Repeat all of the data precisely.

*** INFORMATION PROVIDED ***

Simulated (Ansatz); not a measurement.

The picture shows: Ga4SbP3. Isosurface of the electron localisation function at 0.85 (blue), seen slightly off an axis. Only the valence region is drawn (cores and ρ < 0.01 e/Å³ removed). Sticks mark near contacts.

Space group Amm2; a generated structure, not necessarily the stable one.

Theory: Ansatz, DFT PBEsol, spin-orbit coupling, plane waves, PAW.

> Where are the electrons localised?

***

__YOUR SOLUTION__
Simulated (Ansatz); not a measurement.

The picture shows: Ga4SbP3. Isosurface of the electron localisation function at 0.85 (blue), seen slightly off an axis. Only the valence region is drawn (cores and ρ < 0.01 e/Å³ removed). Sticks mark near contacts.

Space group Amm2; a generated structure, not necessarily the stable one.

Theory: Ansatz, DFT PBEsol, spin-orbit coupling, plane waves, PAW.

> Where are the electrons localised?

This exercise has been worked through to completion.